- Supplied material:
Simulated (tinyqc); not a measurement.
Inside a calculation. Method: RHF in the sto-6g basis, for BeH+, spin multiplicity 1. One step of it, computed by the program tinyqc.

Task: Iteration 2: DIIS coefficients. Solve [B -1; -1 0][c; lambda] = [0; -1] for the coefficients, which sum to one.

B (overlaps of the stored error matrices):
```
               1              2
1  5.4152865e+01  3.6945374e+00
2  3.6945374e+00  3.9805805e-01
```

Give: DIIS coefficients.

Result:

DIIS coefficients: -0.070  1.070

- Assigned task:
Only an exact copy of the lines from the beginning of the listing through the line with "Inside a calculation.", both included, belongs in the answer.

- Reply:
Simulated (tinyqc); not a measurement.
Inside a calculation. Method: RHF in the sto-6g basis, for BeH+, spin multiplicity 1. One step of it, computed by the program tinyqc.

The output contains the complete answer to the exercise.